/---

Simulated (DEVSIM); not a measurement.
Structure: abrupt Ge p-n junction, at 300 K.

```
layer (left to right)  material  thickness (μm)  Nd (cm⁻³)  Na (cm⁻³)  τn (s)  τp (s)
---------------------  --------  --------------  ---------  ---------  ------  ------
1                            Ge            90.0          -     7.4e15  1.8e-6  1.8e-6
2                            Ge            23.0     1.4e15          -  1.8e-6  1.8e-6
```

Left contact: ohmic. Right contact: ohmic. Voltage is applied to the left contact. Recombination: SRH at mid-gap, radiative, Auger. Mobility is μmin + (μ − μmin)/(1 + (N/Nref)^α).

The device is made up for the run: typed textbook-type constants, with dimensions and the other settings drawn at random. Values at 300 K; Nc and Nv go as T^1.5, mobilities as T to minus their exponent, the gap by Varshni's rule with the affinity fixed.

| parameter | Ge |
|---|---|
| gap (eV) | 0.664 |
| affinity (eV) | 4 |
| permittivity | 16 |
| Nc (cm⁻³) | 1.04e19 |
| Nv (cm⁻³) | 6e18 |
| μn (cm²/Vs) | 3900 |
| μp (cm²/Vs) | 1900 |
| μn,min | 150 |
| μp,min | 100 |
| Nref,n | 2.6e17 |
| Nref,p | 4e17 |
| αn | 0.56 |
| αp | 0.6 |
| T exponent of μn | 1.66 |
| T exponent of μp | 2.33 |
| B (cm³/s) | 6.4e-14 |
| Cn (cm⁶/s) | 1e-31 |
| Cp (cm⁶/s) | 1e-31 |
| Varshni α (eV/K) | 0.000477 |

\---

Work task →
Each line from the top of the material above, through the one that contains "Left contact: ohmic.", should be restated word for word.

Task output →
Simulated (DEVSIM); not a measurement.
Structure: abrupt Ge p-n junction, at 300 K.

```
layer (left to right)  material  thickness (μm)  Nd (cm⁻³)  Na (cm⁻³)  τn (s)  τp (s)
---------------------  --------  --------------  ---------  ---------  ------  ------
1                            Ge            90.0          -     7.4e15  1.8e-6  1.8e-6
2                            Ge            23.0     1.4e15          -  1.8e-6  1.8e-6
```

Left contact: ohmic. Right contact: ohmic. Voltage is applied to the left contact. Recombination: SRH at mid-gap, radiative, Auger. Mobility is μmin + (μ − μmin)/(1 + (N/Nref)^α).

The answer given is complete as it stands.